__WORK ORDER__
An exact transcription of all the data is the expected reply.

************
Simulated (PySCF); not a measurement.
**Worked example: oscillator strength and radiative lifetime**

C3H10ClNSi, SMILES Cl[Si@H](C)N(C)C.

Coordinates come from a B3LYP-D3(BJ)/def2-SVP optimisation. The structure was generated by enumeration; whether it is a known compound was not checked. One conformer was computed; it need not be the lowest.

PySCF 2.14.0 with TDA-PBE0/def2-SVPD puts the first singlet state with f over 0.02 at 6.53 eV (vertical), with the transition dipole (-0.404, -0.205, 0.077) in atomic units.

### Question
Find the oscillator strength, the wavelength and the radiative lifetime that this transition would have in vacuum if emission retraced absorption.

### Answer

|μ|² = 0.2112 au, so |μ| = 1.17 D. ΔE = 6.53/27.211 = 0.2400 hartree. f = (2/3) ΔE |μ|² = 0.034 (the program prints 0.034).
************

__WRITTEN SOLUTION__
Simulated (PySCF); not a measurement.
**Worked example: oscillator strength and radiative lifetime**

C3H10ClNSi, SMILES Cl[Si@H](C)N(C)C.

Coordinates come from a B3LYP-D3(BJ)/def2-SVP optimisation. The structure was generated by enumeration; whether it is a known compound was not checked. One conformer was computed; it need not be the lowest.

PySCF 2.14.0 with TDA-PBE0/def2-SVPD puts the first singlet state with f over 0.02 at 6.53 eV (vertical), with the transition dipole (-0.404, -0.205, 0.077) in atomic units.

### Question
Find the oscillator strength, the wavelength and the radiative lifetime that this transition would have in vacuum if emission retraced absorption.

### Answer

|μ|² = 0.2112 au, so |μ| = 1.17 D. ΔE = 6.53/27.211 = 0.2400 hartree. f = (2/3) ΔE |μ|² = 0.034 (the program prints 0.034).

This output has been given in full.